Action item: The full listing below should be copied verbatim.

++++ Extracted material

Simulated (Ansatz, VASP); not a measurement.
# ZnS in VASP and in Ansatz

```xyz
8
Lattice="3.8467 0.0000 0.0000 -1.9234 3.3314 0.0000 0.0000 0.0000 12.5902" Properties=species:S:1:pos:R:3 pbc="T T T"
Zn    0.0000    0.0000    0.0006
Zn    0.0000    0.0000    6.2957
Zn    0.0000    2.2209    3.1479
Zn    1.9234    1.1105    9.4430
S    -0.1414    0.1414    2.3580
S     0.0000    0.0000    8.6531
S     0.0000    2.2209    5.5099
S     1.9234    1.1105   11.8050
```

++++++++

Exercise response:
Simulated (Ansatz, VASP); not a measurement.
# ZnS in VASP and in Ansatz

```xyz
8
Lattice="3.8467 0.0000 0.0000 -1.9234 3.3314 0.0000 0.0000 0.0000 12.5902" Properties=species:S:1:pos:R:3 pbc="T T T"
Zn    0.0000    0.0000    0.0006
Zn    0.0000    0.0000    6.2957
Zn    0.0000    2.2209    3.1479
Zn    1.9234    1.1105    9.4430
S    -0.1414    0.1414    2.3580
S     0.0000    0.0000    8.6531
S     0.0000    2.2209    5.5099
S     1.9234    1.1105   11.8050
```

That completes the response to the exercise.